# Exercise:
Of all the entries below, only the lines from the one with "these | remarks |" up to and including the one with "123.9 | singlet | – |" are to be duplicated exactly.

# Study material:
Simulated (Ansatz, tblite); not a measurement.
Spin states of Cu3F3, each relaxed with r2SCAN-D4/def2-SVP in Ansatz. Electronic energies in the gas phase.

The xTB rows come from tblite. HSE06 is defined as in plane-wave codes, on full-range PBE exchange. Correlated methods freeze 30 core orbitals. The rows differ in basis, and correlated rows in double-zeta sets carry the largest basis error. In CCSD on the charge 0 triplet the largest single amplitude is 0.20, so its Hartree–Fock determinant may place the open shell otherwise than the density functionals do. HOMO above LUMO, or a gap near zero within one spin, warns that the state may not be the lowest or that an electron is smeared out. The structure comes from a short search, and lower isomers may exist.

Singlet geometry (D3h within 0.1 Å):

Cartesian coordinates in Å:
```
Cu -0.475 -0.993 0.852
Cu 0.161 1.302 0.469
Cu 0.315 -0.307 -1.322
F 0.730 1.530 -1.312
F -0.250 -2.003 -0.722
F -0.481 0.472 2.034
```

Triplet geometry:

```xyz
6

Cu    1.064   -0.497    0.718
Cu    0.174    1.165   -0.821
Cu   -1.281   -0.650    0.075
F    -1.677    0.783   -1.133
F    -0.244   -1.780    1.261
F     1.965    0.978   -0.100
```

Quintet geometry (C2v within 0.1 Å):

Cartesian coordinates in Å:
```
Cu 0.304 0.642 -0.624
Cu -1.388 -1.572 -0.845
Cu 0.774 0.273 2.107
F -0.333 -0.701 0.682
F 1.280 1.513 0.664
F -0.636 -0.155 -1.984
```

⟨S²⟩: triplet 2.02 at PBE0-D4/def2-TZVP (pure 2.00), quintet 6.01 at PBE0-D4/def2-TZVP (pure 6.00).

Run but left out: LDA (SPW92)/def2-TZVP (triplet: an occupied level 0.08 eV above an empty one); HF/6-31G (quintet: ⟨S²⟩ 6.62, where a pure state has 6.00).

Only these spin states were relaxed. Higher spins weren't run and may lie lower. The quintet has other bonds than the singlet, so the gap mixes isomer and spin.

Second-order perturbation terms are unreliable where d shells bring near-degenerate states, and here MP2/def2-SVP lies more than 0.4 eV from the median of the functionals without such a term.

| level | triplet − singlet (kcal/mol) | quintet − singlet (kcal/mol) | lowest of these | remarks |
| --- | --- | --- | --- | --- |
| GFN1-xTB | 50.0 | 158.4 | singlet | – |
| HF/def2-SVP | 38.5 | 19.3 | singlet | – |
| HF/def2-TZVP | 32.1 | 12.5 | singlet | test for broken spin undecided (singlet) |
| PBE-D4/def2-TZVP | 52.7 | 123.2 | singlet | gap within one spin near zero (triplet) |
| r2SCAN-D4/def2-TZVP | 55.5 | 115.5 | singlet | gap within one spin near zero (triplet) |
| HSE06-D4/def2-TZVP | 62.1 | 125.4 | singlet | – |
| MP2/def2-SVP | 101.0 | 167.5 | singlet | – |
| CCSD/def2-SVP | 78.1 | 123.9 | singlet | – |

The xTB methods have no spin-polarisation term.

# Response box:
| level | triplet − singlet (kcal/mol) | quintet − singlet (kcal/mol) | lowest of these | remarks |
| --- | --- | --- | --- | --- |
| GFN1-xTB | 50.0 | 158.4 | singlet | – |
| HF/def2-SVP | 38.5 | 19.3 | singlet | – |
| HF/def2-TZVP | 32.1 | 12.5 | singlet | test for broken spin undecided (singlet) |
| PBE-D4/def2-TZVP | 52.7 | 123.2 | singlet | gap within one spin near zero (triplet) |
| r2SCAN-D4/def2-TZVP | 55.5 | 115.5 | singlet | gap within one spin near zero (triplet) |
| HSE06-D4/def2-TZVP | 62.1 | 125.4 | singlet | – |
| MP2/def2-SVP | 101.0 | 167.5 | singlet | – |
| CCSD/def2-SVP | 78.1 | 123.9 | singlet | – |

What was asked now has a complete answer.